Given entries:
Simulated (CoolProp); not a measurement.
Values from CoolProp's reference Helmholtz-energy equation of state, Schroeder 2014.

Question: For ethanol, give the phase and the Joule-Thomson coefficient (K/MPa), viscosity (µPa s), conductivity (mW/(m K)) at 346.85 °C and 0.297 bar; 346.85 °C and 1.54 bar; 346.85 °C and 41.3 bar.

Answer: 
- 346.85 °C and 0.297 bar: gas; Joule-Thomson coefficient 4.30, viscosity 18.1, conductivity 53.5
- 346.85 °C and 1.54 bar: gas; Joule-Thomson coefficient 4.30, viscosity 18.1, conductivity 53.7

Work item: Each record above needs to be reproduced exactly as written.

Your solution:
Simulated (CoolProp); not a measurement.
Values from CoolProp's reference Helmholtz-energy equation of state, Schroeder 2014.

Question: For ethanol, give the phase and the Joule-Thomson coefficient (K/MPa), viscosity (µPa s), conductivity (mW/(m K)) at 346.85 °C and 0.297 bar; 346.85 °C and 1.54 bar; 346.85 °C and 41.3 bar.

Answer: 
- 346.85 °C and 0.297 bar: gas; Joule-Thomson coefficient 4.30, viscosity 18.1, conductivity 53.5
- 346.85 °C and 1.54 bar: gas; Joule-Thomson coefficient 4.30, viscosity 18.1, conductivity 53.7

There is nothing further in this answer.